» ASSIGNMENT:
Output must match the data below exactly from its first line through the line that contains "a periodic image.", with no other line.

*** Opening of RAW DATA ***

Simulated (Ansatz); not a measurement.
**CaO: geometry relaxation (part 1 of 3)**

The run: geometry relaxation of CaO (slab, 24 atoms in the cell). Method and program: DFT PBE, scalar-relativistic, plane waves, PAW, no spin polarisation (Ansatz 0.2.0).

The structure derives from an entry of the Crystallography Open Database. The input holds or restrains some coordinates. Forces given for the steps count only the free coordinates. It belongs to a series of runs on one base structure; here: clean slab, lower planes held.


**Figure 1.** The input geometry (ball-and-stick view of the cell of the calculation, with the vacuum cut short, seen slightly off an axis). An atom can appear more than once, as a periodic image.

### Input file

*** Close of RAW DATA ***

» YOUR SOLUTION:
Simulated (Ansatz); not a measurement.
**CaO: geometry relaxation (part 1 of 3)**

The run: geometry relaxation of CaO (slab, 24 atoms in the cell). Method and program: DFT PBE, scalar-relativistic, plane waves, PAW, no spin polarisation (Ansatz 0.2.0).

The structure derives from an entry of the Crystallography Open Database. The input holds or restrains some coordinates. Forces given for the steps count only the free coordinates. It belongs to a series of runs on one base structure; here: clean slab, lower planes held.


**Figure 1.** The input geometry (ball-and-stick view of the cell of the calculation, with the vacuum cut short, seen slightly off an axis). An atom can appear more than once, as a periodic image.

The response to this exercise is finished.